WORK REQUEST ▸
Among the lines below, copy exactly those from the one with "- Potentials or" through the one with "5.64 | 5.64 |", counting both ends.

EXTRACTED MATERIAL ▸
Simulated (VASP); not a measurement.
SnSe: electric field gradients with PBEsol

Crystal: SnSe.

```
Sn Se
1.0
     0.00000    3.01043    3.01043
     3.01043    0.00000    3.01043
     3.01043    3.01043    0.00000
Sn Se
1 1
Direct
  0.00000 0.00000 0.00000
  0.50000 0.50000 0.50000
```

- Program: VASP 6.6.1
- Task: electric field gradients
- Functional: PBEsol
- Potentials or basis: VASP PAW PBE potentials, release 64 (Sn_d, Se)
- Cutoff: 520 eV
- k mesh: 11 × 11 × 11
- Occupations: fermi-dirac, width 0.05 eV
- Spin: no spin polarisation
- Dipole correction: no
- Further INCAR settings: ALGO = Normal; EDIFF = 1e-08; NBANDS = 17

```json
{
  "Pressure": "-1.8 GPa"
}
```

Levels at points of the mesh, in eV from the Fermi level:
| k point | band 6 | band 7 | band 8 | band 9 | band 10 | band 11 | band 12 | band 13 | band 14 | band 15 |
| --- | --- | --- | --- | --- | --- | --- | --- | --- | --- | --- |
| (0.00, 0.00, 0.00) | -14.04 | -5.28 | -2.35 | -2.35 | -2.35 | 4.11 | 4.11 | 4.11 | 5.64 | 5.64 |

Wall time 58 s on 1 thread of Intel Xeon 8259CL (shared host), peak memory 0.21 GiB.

ANSWER SECTION ▸
- Potentials or basis: VASP PAW PBE potentials, release 64 (Sn_d, Se)
- Cutoff: 520 eV
- k mesh: 11 × 11 × 11
- Occupations: fermi-dirac, width 0.05 eV
- Spin: no spin polarisation
- Dipole correction: no
- Further INCAR settings: ALGO = Normal; EDIFF = 1e-08; NBANDS = 17

```json
{
  "Pressure": "-1.8 GPa"
}
```

Levels at points of the mesh, in eV from the Fermi level:
| k point | band 6 | band 7 | band 8 | band 9 | band 10 | band 11 | band 12 | band 13 | band 14 | band 15 |
| --- | --- | --- | --- | --- | --- | --- | --- | --- | --- | --- |
| (0.00, 0.00, 0.00) | -14.04 | -5.28 | -2.35 | -2.35 | -2.35 | 4.11 | 4.11 | 4.11 | 5.64 | 5.64 |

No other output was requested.